:: RECORDS SHOWN ::
------------

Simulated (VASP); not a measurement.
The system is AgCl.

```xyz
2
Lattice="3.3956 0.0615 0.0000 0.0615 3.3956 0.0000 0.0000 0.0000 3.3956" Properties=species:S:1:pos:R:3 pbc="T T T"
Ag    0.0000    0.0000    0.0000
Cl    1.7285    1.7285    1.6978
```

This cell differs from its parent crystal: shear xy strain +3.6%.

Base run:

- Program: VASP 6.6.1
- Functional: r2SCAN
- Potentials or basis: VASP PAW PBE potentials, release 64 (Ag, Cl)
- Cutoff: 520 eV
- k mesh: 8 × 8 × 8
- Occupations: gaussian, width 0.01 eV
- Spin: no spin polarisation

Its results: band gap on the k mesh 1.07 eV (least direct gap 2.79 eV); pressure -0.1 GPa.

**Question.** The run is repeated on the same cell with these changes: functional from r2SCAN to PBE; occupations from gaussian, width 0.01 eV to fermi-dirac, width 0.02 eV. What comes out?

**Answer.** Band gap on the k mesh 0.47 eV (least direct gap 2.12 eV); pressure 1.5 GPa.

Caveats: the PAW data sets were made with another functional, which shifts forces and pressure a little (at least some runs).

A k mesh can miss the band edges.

------------

:: WORK ITEM ::
Quote exactly the first line of the entries and every line after it, stopping with the line that contains "Caveats: the PAW".

:: RESPONSE ::
Simulated (VASP); not a measurement.
The system is AgCl.

```xyz
2
Lattice="3.3956 0.0615 0.0000 0.0615 3.3956 0.0000 0.0000 0.0000 3.3956" Properties=species:S:1:pos:R:3 pbc="T T T"
Ag    0.0000    0.0000    0.0000
Cl    1.7285    1.7285    1.6978
```

This cell differs from its parent crystal: shear xy strain +3.6%.

Base run:

- Program: VASP 6.6.1
- Functional: r2SCAN
- Potentials or basis: VASP PAW PBE potentials, release 64 (Ag, Cl)
- Cutoff: 520 eV
- k mesh: 8 × 8 × 8
- Occupations: gaussian, width 0.01 eV
- Spin: no spin polarisation

Its results: band gap on the k mesh 1.07 eV (least direct gap 2.79 eV); pressure -0.1 GPa.

**Question.** The run is repeated on the same cell with these changes: functional from r2SCAN to PBE; occupations from gaussian, width 0.01 eV to fermi-dirac, width 0.02 eV. What comes out?

**Answer.** Band gap on the k mesh 0.47 eV (least direct gap 2.12 eV); pressure 1.5 GPa.

Caveats: the PAW data sets were made with another functional, which shifts forces and pressure a little (at least some runs).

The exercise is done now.